Brief >> Retype exactly the lines below, beginning with the first and ending with the line where "- Spin: collinear spin, ferromagnetic start" appears.

Data to examine >>
====================

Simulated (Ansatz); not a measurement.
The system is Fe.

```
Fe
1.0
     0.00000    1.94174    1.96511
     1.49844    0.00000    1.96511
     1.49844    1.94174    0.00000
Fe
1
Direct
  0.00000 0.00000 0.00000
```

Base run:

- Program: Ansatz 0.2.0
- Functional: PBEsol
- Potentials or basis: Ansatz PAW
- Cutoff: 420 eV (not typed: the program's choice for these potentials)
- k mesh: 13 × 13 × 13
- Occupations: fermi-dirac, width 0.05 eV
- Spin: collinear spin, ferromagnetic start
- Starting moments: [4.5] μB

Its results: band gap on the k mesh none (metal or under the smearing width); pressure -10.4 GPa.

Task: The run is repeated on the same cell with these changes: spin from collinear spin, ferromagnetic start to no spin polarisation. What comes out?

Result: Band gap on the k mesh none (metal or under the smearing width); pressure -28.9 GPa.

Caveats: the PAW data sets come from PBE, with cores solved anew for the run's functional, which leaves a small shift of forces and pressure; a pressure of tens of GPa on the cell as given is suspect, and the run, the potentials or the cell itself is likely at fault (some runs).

====================

Reply >>
Simulated (Ansatz); not a measurement.
The system is Fe.

```
Fe
1.0
     0.00000    1.94174    1.96511
     1.49844    0.00000    1.96511
     1.49844    1.94174    0.00000
Fe
1
Direct
  0.00000 0.00000 0.00000
```

Base run:

- Program: Ansatz 0.2.0
- Functional: PBEsol
- Potentials or basis: Ansatz PAW
- Cutoff: 420 eV (not typed: the program's choice for these potentials)
- k mesh: 13 × 13 × 13
- Occupations: fermi-dirac, width 0.05 eV
- Spin: collinear spin, ferromagnetic start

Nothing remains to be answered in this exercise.